Required action =>
Starting at the first line of the entries below, output every line exactly, up to and including the line with "Total energies of different".

Extracted data =>
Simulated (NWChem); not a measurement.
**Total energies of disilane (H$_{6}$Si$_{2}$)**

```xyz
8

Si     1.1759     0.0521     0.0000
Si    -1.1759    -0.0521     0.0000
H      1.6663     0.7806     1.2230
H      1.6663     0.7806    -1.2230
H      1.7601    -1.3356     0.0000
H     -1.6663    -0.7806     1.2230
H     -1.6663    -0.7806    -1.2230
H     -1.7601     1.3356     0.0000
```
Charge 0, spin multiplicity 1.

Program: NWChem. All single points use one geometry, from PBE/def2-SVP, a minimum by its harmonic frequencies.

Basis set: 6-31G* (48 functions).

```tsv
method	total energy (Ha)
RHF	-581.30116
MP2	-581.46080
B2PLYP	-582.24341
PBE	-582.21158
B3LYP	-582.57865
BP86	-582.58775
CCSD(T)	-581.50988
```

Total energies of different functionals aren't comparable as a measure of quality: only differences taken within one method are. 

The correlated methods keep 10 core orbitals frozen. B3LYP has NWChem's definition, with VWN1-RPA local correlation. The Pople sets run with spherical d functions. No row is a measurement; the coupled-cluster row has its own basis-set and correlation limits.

Worked solution =>
Simulated (NWChem); not a measurement.
**Total energies of disilane (H$_{6}$Si$_{2}$)**

```xyz
8

Si     1.1759     0.0521     0.0000
Si    -1.1759    -0.0521     0.0000
H      1.6663     0.7806     1.2230
H      1.6663     0.7806    -1.2230
H      1.7601    -1.3356     0.0000
H     -1.6663    -0.7806     1.2230
H     -1.6663    -0.7806    -1.2230
H     -1.7601     1.3356     0.0000
```
Charge 0, spin multiplicity 1.

Program: NWChem. All single points use one geometry, from PBE/def2-SVP, a minimum by its harmonic frequencies.

Basis set: 6-31G* (48 functions).

```tsv
method	total energy (Ha)
RHF	-581.30116
MP2	-581.46080
B2PLYP	-582.24341
PBE	-582.21158
B3LYP	-582.57865
BP86	-582.58775
CCSD(T)	-581.50988
```

Total energies of different functionals aren't comparable as a measure of quality: only differences taken within one method are. 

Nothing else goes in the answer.